++++ Given entries

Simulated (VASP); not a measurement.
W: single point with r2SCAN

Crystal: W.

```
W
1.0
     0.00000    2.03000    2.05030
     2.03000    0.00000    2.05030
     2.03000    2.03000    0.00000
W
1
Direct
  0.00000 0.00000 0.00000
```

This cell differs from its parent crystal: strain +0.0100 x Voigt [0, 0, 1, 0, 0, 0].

++++++++

■ **Activity**
Reproduce the material verbatim, line by line.

■ **Written reply**
Simulated (VASP); not a measurement.
W: single point with r2SCAN

Crystal: W.

```
W
1.0
     0.00000    2.03000    2.05030
     2.03000    0.00000    2.05030
     2.03000    2.03000    0.00000
W
1
Direct
  0.00000 0.00000 0.00000
```

This cell differs from its parent crystal: strain +0.0100 x Voigt [0, 0, 1, 0, 0, 0].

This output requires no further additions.